(DATA EXTRACT begins)
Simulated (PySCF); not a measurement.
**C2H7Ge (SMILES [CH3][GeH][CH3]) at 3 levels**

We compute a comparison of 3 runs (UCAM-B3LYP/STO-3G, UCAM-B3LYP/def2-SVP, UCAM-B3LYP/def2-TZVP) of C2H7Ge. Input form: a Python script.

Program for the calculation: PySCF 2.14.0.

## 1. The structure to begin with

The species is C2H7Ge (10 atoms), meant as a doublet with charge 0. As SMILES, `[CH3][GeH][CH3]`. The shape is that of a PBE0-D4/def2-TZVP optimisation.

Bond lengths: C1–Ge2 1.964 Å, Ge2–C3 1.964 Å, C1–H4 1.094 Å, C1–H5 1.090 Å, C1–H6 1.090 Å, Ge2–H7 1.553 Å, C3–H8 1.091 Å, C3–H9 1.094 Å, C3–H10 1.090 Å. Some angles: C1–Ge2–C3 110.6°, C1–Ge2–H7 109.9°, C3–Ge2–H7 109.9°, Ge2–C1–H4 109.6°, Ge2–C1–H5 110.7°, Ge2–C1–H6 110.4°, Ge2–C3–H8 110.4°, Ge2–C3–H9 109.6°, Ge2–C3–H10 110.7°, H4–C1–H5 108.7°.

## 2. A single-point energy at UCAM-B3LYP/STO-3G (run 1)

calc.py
(DATA EXTRACT ends)

REQUIRED ACTION:
Print the whole listing above exactly, please.

WRITTEN SOLUTION:
Simulated (PySCF); not a measurement.
**C2H7Ge (SMILES [CH3][GeH][CH3]) at 3 levels**

We compute a comparison of 3 runs (UCAM-B3LYP/STO-3G, UCAM-B3LYP/def2-SVP, UCAM-B3LYP/def2-TZVP) of C2H7Ge. Input form: a Python script.

Program for the calculation: PySCF 2.14.0.

## 1. The structure to begin with

The species is C2H7Ge (10 atoms), meant as a doublet with charge 0. As SMILES, `[CH3][GeH][CH3]`. The shape is that of a PBE0-D4/def2-TZVP optimisation.

Bond lengths: C1–Ge2 1.964 Å, Ge2–C3 1.964 Å, C1–H4 1.094 Å, C1–H5 1.090 Å, C1–H6 1.090 Å, Ge2–H7 1.553 Å, C3–H8 1.091 Å, C3–H9 1.094 Å, C3–H10 1.090 Å. Some angles: C1–Ge2–C3 110.6°, C1–Ge2–H7 109.9°, C3–Ge2–H7 109.9°, Ge2–C1–H4 109.6°, Ge2–C1–H5 110.7°, Ge2–C1–H6 110.4°, Ge2–C3–H8 110.4°, Ge2–C3–H9 109.6°, Ge2–C3–H10 110.7°, H4–C1–H5 108.7°.

## 2. A single-point energy at UCAM-B3LYP/STO-3G (run 1)

calc.py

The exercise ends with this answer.